Start of Entries provided

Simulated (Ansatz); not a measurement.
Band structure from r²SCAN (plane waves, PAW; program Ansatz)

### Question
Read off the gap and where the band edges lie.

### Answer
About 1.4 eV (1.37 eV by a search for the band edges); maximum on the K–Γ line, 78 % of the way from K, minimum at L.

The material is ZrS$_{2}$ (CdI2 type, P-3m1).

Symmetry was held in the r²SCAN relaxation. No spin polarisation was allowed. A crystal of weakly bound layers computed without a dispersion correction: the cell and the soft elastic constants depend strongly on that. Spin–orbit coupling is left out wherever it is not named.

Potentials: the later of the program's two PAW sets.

End of Entries provided

- [Action item] Each entry above needs to be output exactly.

- [Answer section]
Simulated (Ansatz); not a measurement.
Band structure from r²SCAN (plane waves, PAW; program Ansatz)

### Question
Read off the gap and where the band edges lie.

### Answer
About 1.4 eV (1.37 eV by a search for the band edges); maximum on the K–Γ line, 78 % of the way from K, minimum at L.

The material is ZrS$_{2}$ (CdI2 type, P-3m1).

Symmetry was held in the r²SCAN relaxation. No spin polarisation was allowed. A crystal of weakly bound layers computed without a dispersion correction: the cell and the soft elastic constants depend strongly on that. Spin–orbit coupling is left out wherever it is not named.

Potentials: the later of the program's two PAW sets.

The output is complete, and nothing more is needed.